◇ ◇ ◇
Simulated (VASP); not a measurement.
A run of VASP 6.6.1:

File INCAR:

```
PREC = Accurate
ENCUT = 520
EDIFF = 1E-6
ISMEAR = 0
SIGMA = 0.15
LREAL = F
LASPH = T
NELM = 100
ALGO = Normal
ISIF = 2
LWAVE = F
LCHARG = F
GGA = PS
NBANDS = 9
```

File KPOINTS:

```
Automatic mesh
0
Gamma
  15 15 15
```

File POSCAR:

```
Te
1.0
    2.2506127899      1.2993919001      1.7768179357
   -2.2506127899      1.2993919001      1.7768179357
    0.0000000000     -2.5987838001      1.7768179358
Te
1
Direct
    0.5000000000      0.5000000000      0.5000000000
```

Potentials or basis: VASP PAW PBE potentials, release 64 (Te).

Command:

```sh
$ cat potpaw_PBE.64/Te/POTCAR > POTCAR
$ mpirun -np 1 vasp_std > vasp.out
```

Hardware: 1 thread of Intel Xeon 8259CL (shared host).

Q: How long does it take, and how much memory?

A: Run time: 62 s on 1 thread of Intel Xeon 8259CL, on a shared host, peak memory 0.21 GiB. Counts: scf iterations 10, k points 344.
◇ ◇ ◇

**WORK TASK:** Begin with the first line of the records and reproduce each line as is, ending with the line that holds "Q: How long".

**YOUR RESPONSE:**
Simulated (VASP); not a measurement.
A run of VASP 6.6.1:

File INCAR:

```
PREC = Accurate
ENCUT = 520
EDIFF = 1E-6
ISMEAR = 0
SIGMA = 0.15
LREAL = F
LASPH = T
NELM = 100
ALGO = Normal
ISIF = 2
LWAVE = F
LCHARG = F
GGA = PS
NBANDS = 9
```

File KPOINTS:

```
Automatic mesh
0
Gamma
  15 15 15
```

File POSCAR:

```
Te
1.0
    2.2506127899      1.2993919001      1.7768179357
   -2.2506127899      1.2993919001      1.7768179357
    0.0000000000     -2.5987838001      1.7768179358
Te
1
Direct
    0.5000000000      0.5000000000      0.5000000000
```

Potentials or basis: VASP PAW PBE potentials, release 64 (Te).

Command:

```sh
$ cat potpaw_PBE.64/Te/POTCAR > POTCAR
$ mpirun -np 1 vasp_std > vasp.out
```

Hardware: 1 thread of Intel Xeon 8259CL (shared host).

Q: How long does it take, and how much memory?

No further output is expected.